RAW DATA →
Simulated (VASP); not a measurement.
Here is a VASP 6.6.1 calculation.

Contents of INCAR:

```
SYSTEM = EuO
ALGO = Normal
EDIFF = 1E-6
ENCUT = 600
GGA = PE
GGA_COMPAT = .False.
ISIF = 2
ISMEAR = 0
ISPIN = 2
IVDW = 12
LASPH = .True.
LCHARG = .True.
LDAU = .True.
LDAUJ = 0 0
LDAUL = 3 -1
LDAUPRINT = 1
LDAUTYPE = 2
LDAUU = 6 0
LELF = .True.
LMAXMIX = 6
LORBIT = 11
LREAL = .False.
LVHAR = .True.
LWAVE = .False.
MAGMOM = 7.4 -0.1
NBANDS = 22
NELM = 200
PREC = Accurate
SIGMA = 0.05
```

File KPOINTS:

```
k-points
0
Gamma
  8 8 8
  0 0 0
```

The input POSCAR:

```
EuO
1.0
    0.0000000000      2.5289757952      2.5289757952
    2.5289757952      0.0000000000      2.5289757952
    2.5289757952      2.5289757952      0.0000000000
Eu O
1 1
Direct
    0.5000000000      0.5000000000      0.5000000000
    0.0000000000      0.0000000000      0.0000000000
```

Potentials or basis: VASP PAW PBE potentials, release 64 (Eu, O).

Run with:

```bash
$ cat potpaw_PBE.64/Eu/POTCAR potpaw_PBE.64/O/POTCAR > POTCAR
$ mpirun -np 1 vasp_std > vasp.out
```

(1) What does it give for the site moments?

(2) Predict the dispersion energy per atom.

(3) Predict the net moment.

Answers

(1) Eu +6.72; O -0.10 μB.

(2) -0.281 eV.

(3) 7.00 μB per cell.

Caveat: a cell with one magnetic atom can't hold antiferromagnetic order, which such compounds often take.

EXERCISE →
Retype, exactly and in full, the listing from its first line to the one holding "(3) 7.00 μB per cell.", both included.

YOUR SOLUTION →
Simulated (VASP); not a measurement.
Here is a VASP 6.6.1 calculation.

Contents of INCAR:

```
SYSTEM = EuO
ALGO = Normal
EDIFF = 1E-6
ENCUT = 600
GGA = PE
GGA_COMPAT = .False.
ISIF = 2
ISMEAR = 0
ISPIN = 2
IVDW = 12
LASPH = .True.
LCHARG = .True.
LDAU = .True.
LDAUJ = 0 0
LDAUL = 3 -1
LDAUPRINT = 1
LDAUTYPE = 2
LDAUU = 6 0
LELF = .True.
LMAXMIX = 6
LORBIT = 11
LREAL = .False.
LVHAR = .True.
LWAVE = .False.
MAGMOM = 7.4 -0.1
NBANDS = 22
NELM = 200
PREC = Accurate
SIGMA = 0.05
```

File KPOINTS:

```
k-points
0
Gamma
  8 8 8
  0 0 0
```

The input POSCAR:

```
EuO
1.0
    0.0000000000      2.5289757952      2.5289757952
    2.5289757952      0.0000000000      2.5289757952
    2.5289757952      2.5289757952      0.0000000000
Eu O
1 1
Direct
    0.5000000000      0.5000000000      0.5000000000
    0.0000000000      0.0000000000      0.0000000000
```

Potentials or basis: VASP PAW PBE potentials, release 64 (Eu, O).

Run with:

```bash
$ cat potpaw_PBE.64/Eu/POTCAR potpaw_PBE.64/O/POTCAR > POTCAR
$ mpirun -np 1 vasp_std > vasp.out
```

(1) What does it give for the site moments?

(2) Predict the dispersion energy per atom.

(3) Predict the net moment.

Answers

(1) Eu +6.72; O -0.10 μB.

(2) -0.281 eV.

(3) 7.00 μB per cell.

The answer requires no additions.